» **DATA EXTRACTS**
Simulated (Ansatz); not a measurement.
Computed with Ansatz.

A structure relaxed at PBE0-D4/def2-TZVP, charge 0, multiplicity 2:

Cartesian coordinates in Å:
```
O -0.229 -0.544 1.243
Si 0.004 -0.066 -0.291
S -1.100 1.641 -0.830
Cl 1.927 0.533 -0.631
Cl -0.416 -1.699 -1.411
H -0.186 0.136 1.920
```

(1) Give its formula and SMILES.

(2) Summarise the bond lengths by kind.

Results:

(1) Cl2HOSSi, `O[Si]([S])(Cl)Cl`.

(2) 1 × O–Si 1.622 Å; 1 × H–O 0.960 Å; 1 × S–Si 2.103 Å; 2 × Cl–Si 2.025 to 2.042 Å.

» **WORK ITEM**
In the answer, give the lines from the first line of the data through the line with "(1) Give its formula and SMILES.", exactly as they appear and with no additions.

» **ANSWER BOX**
Simulated (Ansatz); not a measurement.
Computed with Ansatz.

A structure relaxed at PBE0-D4/def2-TZVP, charge 0, multiplicity 2:

Cartesian coordinates in Å:
```
O -0.229 -0.544 1.243
Si 0.004 -0.066 -0.291
S -1.100 1.641 -0.830
Cl 1.927 0.533 -0.631
Cl -0.416 -1.699 -1.411
H -0.186 0.136 1.920
```

(1) Give its formula and SMILES.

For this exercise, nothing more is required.